- [REQUIREMENT]
Return each line of the material below exactly. Begin at the first and end on the line with "### Step 10. Side by side".

- [GIVEN INFORMATION]
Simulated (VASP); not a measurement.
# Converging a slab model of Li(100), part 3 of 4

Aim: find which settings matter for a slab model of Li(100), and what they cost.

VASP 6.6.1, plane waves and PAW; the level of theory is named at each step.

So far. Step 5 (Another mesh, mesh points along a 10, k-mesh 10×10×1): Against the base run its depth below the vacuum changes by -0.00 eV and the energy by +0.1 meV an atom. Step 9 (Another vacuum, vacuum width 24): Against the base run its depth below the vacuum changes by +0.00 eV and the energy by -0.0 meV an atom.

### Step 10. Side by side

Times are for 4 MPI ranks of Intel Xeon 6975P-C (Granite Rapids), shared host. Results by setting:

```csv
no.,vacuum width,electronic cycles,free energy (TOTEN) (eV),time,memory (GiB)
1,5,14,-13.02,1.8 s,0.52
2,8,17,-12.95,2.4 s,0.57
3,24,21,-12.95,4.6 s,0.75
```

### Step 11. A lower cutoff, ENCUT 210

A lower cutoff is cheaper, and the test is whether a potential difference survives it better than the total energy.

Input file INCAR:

- [ANSWER SPACE]
Simulated (VASP); not a measurement.
# Converging a slab model of Li(100), part 3 of 4

Aim: find which settings matter for a slab model of Li(100), and what they cost.

VASP 6.6.1, plane waves and PAW; the level of theory is named at each step.

So far. Step 5 (Another mesh, mesh points along a 10, k-mesh 10×10×1): Against the base run its depth below the vacuum changes by -0.00 eV and the energy by +0.1 meV an atom. Step 9 (Another vacuum, vacuum width 24): Against the base run its depth below the vacuum changes by +0.00 eV and the energy by -0.0 meV an atom.

### Step 10. Side by side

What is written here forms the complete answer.